§ Assigned task
Repeat back every line of the data, exactly.

§ Given data
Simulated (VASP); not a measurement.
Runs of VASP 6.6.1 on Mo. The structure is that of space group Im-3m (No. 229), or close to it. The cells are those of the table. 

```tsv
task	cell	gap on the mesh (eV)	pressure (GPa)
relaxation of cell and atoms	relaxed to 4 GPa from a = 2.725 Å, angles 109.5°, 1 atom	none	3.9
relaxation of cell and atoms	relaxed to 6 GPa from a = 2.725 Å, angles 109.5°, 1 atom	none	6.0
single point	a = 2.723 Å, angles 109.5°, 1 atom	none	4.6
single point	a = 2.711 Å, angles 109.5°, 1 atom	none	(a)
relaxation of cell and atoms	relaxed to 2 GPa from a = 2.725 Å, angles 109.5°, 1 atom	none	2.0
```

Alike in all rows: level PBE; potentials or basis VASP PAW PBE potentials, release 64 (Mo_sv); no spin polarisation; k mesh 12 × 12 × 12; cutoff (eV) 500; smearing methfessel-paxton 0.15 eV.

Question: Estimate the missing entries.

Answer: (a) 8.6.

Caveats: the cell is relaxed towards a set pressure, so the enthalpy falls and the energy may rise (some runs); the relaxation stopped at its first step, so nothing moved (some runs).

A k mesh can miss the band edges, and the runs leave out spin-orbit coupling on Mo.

§ Your solution
Simulated (VASP); not a measurement.
Runs of VASP 6.6.1 on Mo. The structure is that of space group Im-3m (No. 229), or close to it. The cells are those of the table. 

```tsv
task	cell	gap on the mesh (eV)	pressure (GPa)
relaxation of cell and atoms	relaxed to 4 GPa from a = 2.725 Å, angles 109.5°, 1 atom	none	3.9
relaxation of cell and atoms	relaxed to 6 GPa from a = 2.725 Å, angles 109.5°, 1 atom	none	6.0
single point	a = 2.723 Å, angles 109.5°, 1 atom	none	4.6
single point	a = 2.711 Å, angles 109.5°, 1 atom	none	(a)
relaxation of cell and atoms	relaxed to 2 GPa from a = 2.725 Å, angles 109.5°, 1 atom	none	2.0
```

Alike in all rows: level PBE; potentials or basis VASP PAW PBE potentials, release 64 (Mo_sv); no spin polarisation; k mesh 12 × 12 × 12; cutoff (eV) 500; smearing methfessel-paxton 0.15 eV.

Question: Estimate the missing entries.

Answer: (a) 8.6.

Caveats: the cell is relaxed towards a set pressure, so the enthalpy falls and the energy may rise (some runs); the relaxation stopped at its first step, so nothing moved (some runs).

A k mesh can miss the band edges, and the runs leave out spin-orbit coupling on Mo.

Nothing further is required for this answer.